Requirement: Beginning at the top of the material, repeat each line exactly, and stop once the line with "Q: Estimate the wall time of this run." has been written.

--------------------
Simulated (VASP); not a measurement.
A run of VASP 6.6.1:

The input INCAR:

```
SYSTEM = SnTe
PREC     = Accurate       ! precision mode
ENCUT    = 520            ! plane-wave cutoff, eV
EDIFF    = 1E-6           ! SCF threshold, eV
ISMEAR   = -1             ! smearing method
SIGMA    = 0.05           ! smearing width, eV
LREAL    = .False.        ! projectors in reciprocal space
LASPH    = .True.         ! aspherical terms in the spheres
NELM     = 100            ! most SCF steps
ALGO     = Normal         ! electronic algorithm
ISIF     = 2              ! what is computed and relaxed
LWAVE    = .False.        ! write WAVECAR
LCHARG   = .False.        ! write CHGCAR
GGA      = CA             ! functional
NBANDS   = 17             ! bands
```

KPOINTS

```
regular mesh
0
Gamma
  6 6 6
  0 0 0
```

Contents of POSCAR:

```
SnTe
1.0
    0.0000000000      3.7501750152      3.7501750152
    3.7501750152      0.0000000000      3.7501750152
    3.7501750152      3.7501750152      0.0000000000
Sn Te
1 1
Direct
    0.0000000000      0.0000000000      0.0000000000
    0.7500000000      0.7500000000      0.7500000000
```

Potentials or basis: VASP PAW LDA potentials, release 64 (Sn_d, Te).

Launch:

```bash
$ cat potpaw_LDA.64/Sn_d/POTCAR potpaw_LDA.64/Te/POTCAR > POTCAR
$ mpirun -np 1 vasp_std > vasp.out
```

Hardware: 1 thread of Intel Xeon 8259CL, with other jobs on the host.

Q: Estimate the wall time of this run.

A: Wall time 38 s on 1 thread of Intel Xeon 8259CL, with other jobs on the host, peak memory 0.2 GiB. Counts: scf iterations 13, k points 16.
--------------------

Result:
Simulated (VASP); not a measurement.
A run of VASP 6.6.1:

The input INCAR:

```
SYSTEM = SnTe
PREC     = Accurate       ! precision mode
ENCUT    = 520            ! plane-wave cutoff, eV
EDIFF    = 1E-6           ! SCF threshold, eV
ISMEAR   = -1             ! smearing method
SIGMA    = 0.05           ! smearing width, eV
LREAL    = .False.        ! projectors in reciprocal space
LASPH    = .True.         ! aspherical terms in the spheres
NELM     = 100            ! most SCF steps
ALGO     = Normal         ! electronic algorithm
ISIF     = 2              ! what is computed and relaxed
LWAVE    = .False.        ! write WAVECAR
LCHARG   = .False.        ! write CHGCAR
GGA      = CA             ! functional
NBANDS   = 17             ! bands
```

KPOINTS

```
regular mesh
0
Gamma
  6 6 6
  0 0 0
```

Contents of POSCAR:

```
SnTe
1.0
    0.0000000000      3.7501750152      3.7501750152
    3.7501750152      0.0000000000      3.7501750152
    3.7501750152      3.7501750152      0.0000000000
Sn Te
1 1
Direct
    0.0000000000      0.0000000000      0.0000000000
    0.7500000000      0.7500000000      0.7500000000
```

Potentials or basis: VASP PAW LDA potentials, release 64 (Sn_d, Te).

Launch:

```bash
$ cat potpaw_LDA.64/Sn_d/POTCAR potpaw_LDA.64/Te/POTCAR > POTCAR
$ mpirun -np 1 vasp_std > vasp.out
```

Hardware: 1 thread of Intel Xeon 8259CL, with other jobs on the host.

Q: Estimate the wall time of this run.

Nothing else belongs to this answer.